----- DATA -----
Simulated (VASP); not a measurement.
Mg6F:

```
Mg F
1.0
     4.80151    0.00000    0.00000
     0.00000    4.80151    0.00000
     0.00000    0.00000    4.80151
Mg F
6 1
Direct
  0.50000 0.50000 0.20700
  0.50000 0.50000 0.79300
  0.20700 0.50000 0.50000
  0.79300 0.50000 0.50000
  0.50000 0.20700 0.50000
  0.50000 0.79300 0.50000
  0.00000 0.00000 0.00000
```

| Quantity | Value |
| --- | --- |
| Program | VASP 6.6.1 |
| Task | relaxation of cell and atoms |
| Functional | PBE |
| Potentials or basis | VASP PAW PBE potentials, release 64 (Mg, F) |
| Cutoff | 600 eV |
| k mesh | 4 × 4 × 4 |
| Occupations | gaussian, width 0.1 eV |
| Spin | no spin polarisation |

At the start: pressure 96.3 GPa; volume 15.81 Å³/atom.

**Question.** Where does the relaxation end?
-----

Copy every line of the data above, beginning with the first and ending with the line that contains "At the start: pressure", and give nothing more.

> **RESPONSE AREA**:
Simulated (VASP); not a measurement.
Mg6F:

```
Mg F
1.0
     4.80151    0.00000    0.00000
     0.00000    4.80151    0.00000
     0.00000    0.00000    4.80151
Mg F
6 1
Direct
  0.50000 0.50000 0.20700
  0.50000 0.50000 0.79300
  0.20700 0.50000 0.50000
  0.79300 0.50000 0.50000
  0.50000 0.20700 0.50000
  0.50000 0.79300 0.50000
  0.00000 0.00000 0.00000
```

| Quantity | Value |
| --- | --- |
| Program | VASP 6.6.1 |
| Task | relaxation of cell and atoms |
| Functional | PBE |
| Potentials or basis | VASP PAW PBE potentials, release 64 (Mg, F) |
| Cutoff | 600 eV |
| k mesh | 4 × 4 × 4 |
| Occupations | gaussian, width 0.1 eV |
| Spin | no spin polarisation |

At the start: pressure 96.3 GPa; volume 15.81 Å³/atom.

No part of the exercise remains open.